────────────────────────────────────────

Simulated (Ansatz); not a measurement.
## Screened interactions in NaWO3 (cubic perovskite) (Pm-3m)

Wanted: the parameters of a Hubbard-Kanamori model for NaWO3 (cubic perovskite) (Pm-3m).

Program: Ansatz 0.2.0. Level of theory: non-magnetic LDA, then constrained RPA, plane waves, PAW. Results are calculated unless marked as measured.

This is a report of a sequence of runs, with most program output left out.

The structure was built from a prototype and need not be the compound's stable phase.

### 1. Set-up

────────────────────────────────────────

Reproduce the material exactly. Every line must match.

# [Exercise output]
Simulated (Ansatz); not a measurement.
## Screened interactions in NaWO3 (cubic perovskite) (Pm-3m)

Wanted: the parameters of a Hubbard-Kanamori model for NaWO3 (cubic perovskite) (Pm-3m).

Program: Ansatz 0.2.0. Level of theory: non-magnetic LDA, then constrained RPA, plane waves, PAW. Results are calculated unless marked as measured.

This is a report of a sequence of runs, with most program output left out.

The structure was built from a prototype and need not be the compound's stable phase.

### 1. Set-up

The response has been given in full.